-- ACTION ITEM --
Your answer must be every record below, written out exactly as it appears.

-- INPUT DATA --
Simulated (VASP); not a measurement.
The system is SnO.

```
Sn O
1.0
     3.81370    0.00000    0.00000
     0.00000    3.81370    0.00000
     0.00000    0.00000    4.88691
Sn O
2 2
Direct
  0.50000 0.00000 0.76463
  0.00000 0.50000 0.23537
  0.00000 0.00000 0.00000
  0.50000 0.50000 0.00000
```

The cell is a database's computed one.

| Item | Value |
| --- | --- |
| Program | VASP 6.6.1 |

-- WRITTEN SOLUTION --
Simulated (VASP); not a measurement.
The system is SnO.

```
Sn O
1.0
     3.81370    0.00000    0.00000
     0.00000    3.81370    0.00000
     0.00000    0.00000    4.88691
Sn O
2 2
Direct
  0.50000 0.00000 0.76463
  0.00000 0.50000 0.23537
  0.00000 0.00000 0.00000
  0.50000 0.50000 0.00000
```

The cell is a database's computed one.

| Item | Value |
| --- | --- |
| Program | VASP 6.6.1 |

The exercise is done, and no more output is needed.